Requirement
Return the listing below in full, exactly.

Given records
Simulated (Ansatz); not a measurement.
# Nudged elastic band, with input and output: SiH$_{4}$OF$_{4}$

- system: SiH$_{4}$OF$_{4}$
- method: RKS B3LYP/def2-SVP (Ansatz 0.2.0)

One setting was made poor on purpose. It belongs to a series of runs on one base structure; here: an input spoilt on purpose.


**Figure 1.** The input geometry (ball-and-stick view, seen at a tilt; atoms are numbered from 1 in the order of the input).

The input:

Response box
Simulated (Ansatz); not a measurement.
# Nudged elastic band, with input and output: SiH$_{4}$OF$_{4}$

- system: SiH$_{4}$OF$_{4}$
- method: RKS B3LYP/def2-SVP (Ansatz 0.2.0)

One setting was made poor on purpose. It belongs to a series of runs on one base structure; here: an input spoilt on purpose.


**Figure 1.** The input geometry (ball-and-stick view, seen at a tilt; atoms are numbered from 1 in the order of the input).

The input:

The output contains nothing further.